**Brief**
Repeat each line of the listing exactly as written.

**Records shown**
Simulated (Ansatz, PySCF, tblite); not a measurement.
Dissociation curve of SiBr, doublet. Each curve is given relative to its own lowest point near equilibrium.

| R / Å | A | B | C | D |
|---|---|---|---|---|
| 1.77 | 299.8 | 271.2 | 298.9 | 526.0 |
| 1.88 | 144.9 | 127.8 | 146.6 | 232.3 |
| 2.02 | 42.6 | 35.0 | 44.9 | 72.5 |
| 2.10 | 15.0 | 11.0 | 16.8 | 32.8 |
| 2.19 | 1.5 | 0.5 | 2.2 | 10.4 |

**Exercise solution**
Simulated (Ansatz, PySCF, tblite); not a measurement.
Dissociation curve of SiBr, doublet. Each curve is given relative to its own lowest point near equilibrium.

| R / Å | A | B | C | D |
|---|---|---|---|---|
| 1.77 | 299.8 | 271.2 | 298.9 | 526.0 |
| 1.88 | 144.9 | 127.8 | 146.6 | 232.3 |
| 2.02 | 42.6 | 35.0 | 44.9 | 72.5 |
| 2.10 | 15.0 | 11.0 | 16.8 | 32.8 |
| 2.19 | 1.5 | 0.5 | 2.2 | 10.4 |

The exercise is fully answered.